> _Work instruction_: Within the material below, transcribe exactly the lines from the one holding "Figure 1. Left, the" through the one holding "Os: pseudopotential generation", keeping both ends and skipping the rest.

⟨

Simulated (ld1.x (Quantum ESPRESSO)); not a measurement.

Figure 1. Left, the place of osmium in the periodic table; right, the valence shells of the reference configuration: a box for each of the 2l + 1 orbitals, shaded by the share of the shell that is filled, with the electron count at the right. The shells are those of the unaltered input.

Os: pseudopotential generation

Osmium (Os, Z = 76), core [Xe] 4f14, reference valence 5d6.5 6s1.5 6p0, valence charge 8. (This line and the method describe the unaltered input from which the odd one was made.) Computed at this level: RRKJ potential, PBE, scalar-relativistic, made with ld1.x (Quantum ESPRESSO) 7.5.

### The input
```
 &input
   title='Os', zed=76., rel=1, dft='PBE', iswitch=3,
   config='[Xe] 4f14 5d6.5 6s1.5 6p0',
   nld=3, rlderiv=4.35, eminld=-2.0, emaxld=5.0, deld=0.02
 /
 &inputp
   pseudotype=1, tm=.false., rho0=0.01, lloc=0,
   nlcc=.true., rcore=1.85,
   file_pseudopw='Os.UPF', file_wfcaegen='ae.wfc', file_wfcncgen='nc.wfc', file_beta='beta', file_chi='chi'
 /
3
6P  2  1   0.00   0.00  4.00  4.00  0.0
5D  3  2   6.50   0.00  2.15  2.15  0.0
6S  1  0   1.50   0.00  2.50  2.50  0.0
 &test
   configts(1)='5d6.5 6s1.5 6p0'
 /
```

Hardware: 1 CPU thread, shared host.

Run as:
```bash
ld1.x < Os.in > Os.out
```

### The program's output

⟩

> _Exercise answer_:
Figure 1. Left, the place of osmium in the periodic table; right, the valence shells of the reference configuration: a box for each of the 2l + 1 orbitals, shaded by the share of the shell that is filled, with the electron count at the right. The shells are those of the unaltered input.

Os: pseudopotential generation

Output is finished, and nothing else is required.